### Work task:
Could you print every line from the first one of the records below through the line containing "All numbers below", with both included and nothing else?

### Provided information:
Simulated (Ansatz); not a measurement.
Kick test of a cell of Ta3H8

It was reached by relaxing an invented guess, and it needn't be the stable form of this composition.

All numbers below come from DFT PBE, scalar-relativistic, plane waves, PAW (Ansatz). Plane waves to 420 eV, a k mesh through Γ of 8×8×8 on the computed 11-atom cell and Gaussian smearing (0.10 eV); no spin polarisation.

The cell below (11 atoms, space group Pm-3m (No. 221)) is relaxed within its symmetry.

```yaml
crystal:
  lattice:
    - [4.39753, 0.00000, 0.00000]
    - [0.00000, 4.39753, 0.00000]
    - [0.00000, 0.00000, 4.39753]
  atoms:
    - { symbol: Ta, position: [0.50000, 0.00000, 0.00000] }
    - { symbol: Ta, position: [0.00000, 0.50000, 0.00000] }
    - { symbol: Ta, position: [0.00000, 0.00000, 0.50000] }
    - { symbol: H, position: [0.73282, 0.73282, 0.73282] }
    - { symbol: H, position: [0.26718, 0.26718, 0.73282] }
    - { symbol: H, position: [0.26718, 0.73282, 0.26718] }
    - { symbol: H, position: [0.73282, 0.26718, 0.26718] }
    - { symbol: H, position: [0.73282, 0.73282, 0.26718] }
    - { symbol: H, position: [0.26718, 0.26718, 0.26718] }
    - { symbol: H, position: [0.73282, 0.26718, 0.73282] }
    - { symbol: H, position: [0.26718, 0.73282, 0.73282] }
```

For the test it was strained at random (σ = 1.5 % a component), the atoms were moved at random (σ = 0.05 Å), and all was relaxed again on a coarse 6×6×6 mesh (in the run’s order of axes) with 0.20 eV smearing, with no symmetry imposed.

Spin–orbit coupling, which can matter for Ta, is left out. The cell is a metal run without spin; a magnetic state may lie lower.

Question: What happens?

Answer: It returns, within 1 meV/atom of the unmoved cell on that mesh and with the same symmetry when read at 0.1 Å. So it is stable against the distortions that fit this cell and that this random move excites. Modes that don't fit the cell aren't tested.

### Worked solution:
Simulated (Ansatz); not a measurement.
Kick test of a cell of Ta3H8

It was reached by relaxing an invented guess, and it needn't be the stable form of this composition.

All numbers below come from DFT PBE, scalar-relativistic, plane waves, PAW (Ansatz). Plane waves to 420 eV, a k mesh through Γ of 8×8×8 on the computed 11-atom cell and Gaussian smearing (0.10 eV); no spin polarisation.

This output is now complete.